*** Opening The data ***

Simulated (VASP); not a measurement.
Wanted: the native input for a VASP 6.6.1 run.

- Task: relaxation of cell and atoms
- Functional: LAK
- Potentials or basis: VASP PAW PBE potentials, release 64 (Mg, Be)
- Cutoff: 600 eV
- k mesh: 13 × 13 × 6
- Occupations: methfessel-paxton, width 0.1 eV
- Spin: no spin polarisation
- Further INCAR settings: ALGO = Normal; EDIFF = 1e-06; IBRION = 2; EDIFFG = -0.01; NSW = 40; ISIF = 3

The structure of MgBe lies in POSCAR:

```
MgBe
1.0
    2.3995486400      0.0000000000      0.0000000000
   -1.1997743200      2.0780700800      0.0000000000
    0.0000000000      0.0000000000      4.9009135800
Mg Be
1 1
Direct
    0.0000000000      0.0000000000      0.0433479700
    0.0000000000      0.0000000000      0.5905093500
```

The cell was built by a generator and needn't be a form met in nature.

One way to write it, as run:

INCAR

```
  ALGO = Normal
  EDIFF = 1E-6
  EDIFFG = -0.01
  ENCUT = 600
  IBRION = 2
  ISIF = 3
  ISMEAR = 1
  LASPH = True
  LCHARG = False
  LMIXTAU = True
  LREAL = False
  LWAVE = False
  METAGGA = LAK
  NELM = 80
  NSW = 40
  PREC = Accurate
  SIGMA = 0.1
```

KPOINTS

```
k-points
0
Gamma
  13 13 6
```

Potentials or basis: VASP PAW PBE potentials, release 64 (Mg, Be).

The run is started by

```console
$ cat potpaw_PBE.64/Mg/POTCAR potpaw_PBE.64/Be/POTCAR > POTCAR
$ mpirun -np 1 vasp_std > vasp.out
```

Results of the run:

*** Closing The data ***

▸ **Required action**: Go through the records above and copy each one exactly.

▸ **Expected answer**:
Simulated (VASP); not a measurement.
Wanted: the native input for a VASP 6.6.1 run.

- Task: relaxation of cell and atoms
- Functional: LAK
- Potentials or basis: VASP PAW PBE potentials, release 64 (Mg, Be)
- Cutoff: 600 eV
- k mesh: 13 × 13 × 6
- Occupations: methfessel-paxton, width 0.1 eV
- Spin: no spin polarisation
- Further INCAR settings: ALGO = Normal; EDIFF = 1e-06; IBRION = 2; EDIFFG = -0.01; NSW = 40; ISIF = 3

The structure of MgBe lies in POSCAR:

```
MgBe
1.0
    2.3995486400      0.0000000000      0.0000000000
   -1.1997743200      2.0780700800      0.0000000000
    0.0000000000      0.0000000000      4.9009135800
Mg Be
1 1
Direct
    0.0000000000      0.0000000000      0.0433479700
    0.0000000000      0.0000000000      0.5905093500
```

The cell was built by a generator and needn't be a form met in nature.

One way to write it, as run:

INCAR

```
  ALGO = Normal
  EDIFF = 1E-6
  EDIFFG = -0.01
  ENCUT = 600
  IBRION = 2
  ISIF = 3
  ISMEAR = 1
  LASPH = True
  LCHARG = False
  LMIXTAU = True
  LREAL = False
  LWAVE = False
  METAGGA = LAK
  NELM = 80
  NSW = 40
  PREC = Accurate
  SIGMA = 0.1
```

KPOINTS

```
k-points
0
Gamma
  13 13 6
```

Potentials or basis: VASP PAW PBE potentials, release 64 (Mg, Be).

The run is started by

```console
$ cat potpaw_PBE.64/Mg/POTCAR potpaw_PBE.64/Be/POTCAR > POTCAR
$ mpirun -np 1 vasp_std > vasp.out
```

Results of the run:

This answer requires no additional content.